The records are given next. Repeat each one exactly.

+--

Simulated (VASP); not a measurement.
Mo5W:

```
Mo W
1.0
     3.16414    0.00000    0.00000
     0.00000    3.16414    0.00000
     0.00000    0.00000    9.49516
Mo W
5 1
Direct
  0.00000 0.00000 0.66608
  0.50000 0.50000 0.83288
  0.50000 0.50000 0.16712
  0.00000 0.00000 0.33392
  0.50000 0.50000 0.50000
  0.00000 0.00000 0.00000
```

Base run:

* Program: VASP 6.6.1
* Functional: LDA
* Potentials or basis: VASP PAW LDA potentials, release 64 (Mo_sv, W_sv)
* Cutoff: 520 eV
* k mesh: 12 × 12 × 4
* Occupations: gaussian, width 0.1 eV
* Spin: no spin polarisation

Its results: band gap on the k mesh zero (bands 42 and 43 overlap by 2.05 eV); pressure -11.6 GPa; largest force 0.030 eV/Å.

+--

◆ Task result
Simulated (VASP); not a measurement.
Mo5W:

```
Mo W
1.0
     3.16414    0.00000    0.00000
     0.00000    3.16414    0.00000
     0.00000    0.00000    9.49516
Mo W
5 1
Direct
  0.00000 0.00000 0.66608
  0.50000 0.50000 0.83288
  0.50000 0.50000 0.16712
  0.00000 0.00000 0.33392
  0.50000 0.50000 0.50000
  0.00000 0.00000 0.00000
```

Base run:

* Program: VASP 6.6.1
* Functional: LDA
* Potentials or basis: VASP PAW LDA potentials, release 64 (Mo_sv, W_sv)
* Cutoff: 520 eV
* k mesh: 12 × 12 × 4
* Occupations: gaussian, width 0.1 eV
* Spin: no spin polarisation

Its results: band gap on the k mesh zero (bands 42 and 43 overlap by 2.05 eV); pressure -11.6 GPa; largest force 0.030 eV/Å.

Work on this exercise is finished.